• Work task: Repeat exactly the lines of the listing below, please, starting with the first and ending with the line containing "Alike in both"; leave out the rest.

• Information:
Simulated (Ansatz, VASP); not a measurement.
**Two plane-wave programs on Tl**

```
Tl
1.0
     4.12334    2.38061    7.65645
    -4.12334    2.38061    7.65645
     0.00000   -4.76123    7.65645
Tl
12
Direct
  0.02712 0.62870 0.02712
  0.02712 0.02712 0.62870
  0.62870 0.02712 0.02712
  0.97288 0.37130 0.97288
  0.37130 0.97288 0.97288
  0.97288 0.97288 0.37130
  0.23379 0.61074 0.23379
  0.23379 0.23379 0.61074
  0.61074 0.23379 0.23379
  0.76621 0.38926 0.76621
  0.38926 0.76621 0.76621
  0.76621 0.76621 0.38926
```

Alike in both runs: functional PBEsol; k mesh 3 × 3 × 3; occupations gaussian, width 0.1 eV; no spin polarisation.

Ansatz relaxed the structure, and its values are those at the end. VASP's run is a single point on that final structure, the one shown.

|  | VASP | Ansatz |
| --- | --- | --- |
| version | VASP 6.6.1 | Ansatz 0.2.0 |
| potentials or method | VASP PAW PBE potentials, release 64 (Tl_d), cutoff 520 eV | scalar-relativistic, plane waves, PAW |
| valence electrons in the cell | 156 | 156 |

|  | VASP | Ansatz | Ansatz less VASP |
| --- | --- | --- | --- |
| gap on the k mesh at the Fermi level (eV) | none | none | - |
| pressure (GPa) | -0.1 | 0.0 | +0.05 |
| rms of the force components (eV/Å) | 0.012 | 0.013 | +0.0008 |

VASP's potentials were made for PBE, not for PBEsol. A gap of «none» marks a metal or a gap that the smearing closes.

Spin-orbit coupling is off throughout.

• Task answer:
Simulated (Ansatz, VASP); not a measurement.
**Two plane-wave programs on Tl**

```
Tl
1.0
     4.12334    2.38061    7.65645
    -4.12334    2.38061    7.65645
     0.00000   -4.76123    7.65645
Tl
12
Direct
  0.02712 0.62870 0.02712
  0.02712 0.02712 0.62870
  0.62870 0.02712 0.02712
  0.97288 0.37130 0.97288
  0.37130 0.97288 0.97288
  0.97288 0.97288 0.37130
  0.23379 0.61074 0.23379
  0.23379 0.23379 0.61074
  0.61074 0.23379 0.23379
  0.76621 0.38926 0.76621
  0.38926 0.76621 0.76621
  0.76621 0.76621 0.38926
```

Alike in both runs: functional PBEsol; k mesh 3 × 3 × 3; occupations gaussian, width 0.1 eV; no spin polarisation.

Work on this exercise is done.